◆ Required action
For the data below, give again exactly the lines from the one containing "## Partial charges" through the one containing "Species: C7H9F3N2.", both ends included, and no others.

◆ Given information
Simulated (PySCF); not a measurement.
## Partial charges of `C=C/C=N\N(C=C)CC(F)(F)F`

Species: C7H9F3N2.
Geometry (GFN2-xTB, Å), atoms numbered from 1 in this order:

◆ Expected answer
## Partial charges of `C=C/C=N\N(C=C)CC(F)(F)F`

Species: C7H9F3N2.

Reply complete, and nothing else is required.